━━ Excerpted records

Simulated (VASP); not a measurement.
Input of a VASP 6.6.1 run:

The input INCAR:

━━━━

### Work request
Your answer must be the full set of records above, reproduced exactly.

### Written response
Simulated (VASP); not a measurement.
Input of a VASP 6.6.1 run:

The input INCAR:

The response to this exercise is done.